## ACTION ITEM
The whole listing should be written out again exactly.

## ENTRIES SHOWN
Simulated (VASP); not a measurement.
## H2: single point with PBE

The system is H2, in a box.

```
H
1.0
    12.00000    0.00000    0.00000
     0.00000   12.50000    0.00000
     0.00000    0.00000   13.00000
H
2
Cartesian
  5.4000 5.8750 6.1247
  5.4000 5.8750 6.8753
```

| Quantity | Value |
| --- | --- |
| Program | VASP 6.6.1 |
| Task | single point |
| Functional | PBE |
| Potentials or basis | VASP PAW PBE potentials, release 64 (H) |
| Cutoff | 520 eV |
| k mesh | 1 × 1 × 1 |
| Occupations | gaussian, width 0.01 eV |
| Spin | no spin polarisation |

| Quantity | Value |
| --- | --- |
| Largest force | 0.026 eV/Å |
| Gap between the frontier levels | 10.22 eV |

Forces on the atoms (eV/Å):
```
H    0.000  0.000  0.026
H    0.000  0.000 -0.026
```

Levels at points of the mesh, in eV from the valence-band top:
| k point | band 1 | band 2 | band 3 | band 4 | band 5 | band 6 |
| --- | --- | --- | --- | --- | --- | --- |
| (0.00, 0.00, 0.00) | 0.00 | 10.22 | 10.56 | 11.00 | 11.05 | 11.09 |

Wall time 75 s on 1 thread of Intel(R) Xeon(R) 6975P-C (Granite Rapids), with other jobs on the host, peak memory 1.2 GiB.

## TASK SOLUTION
Simulated (VASP); not a measurement.
## H2: single point with PBE

The system is H2, in a box.

```
H
1.0
    12.00000    0.00000    0.00000
     0.00000   12.50000    0.00000
     0.00000    0.00000   13.00000
H
2
Cartesian
  5.4000 5.8750 6.1247
  5.4000 5.8750 6.8753
```

| Quantity | Value |
| --- | --- |
| Program | VASP 6.6.1 |
| Task | single point |
| Functional | PBE |
| Potentials or basis | VASP PAW PBE potentials, release 64 (H) |
| Cutoff | 520 eV |
| k mesh | 1 × 1 × 1 |
| Occupations | gaussian, width 0.01 eV |
| Spin | no spin polarisation |

| Quantity | Value |
| --- | --- |
| Largest force | 0.026 eV/Å |
| Gap between the frontier levels | 10.22 eV |

Forces on the atoms (eV/Å):
```
H    0.000  0.000  0.026
H    0.000  0.000 -0.026
```

Levels at points of the mesh, in eV from the valence-band top:
| k point | band 1 | band 2 | band 3 | band 4 | band 5 | band 6 |
| --- | --- | --- | --- | --- | --- | --- |
| (0.00, 0.00, 0.00) | 0.00 | 10.22 | 10.56 | 11.00 | 11.05 | 11.09 |

Wall time 75 s on 1 thread of Intel(R) Xeon(R) 6975P-C (Granite Rapids), with other jobs on the host, peak memory 1.2 GiB.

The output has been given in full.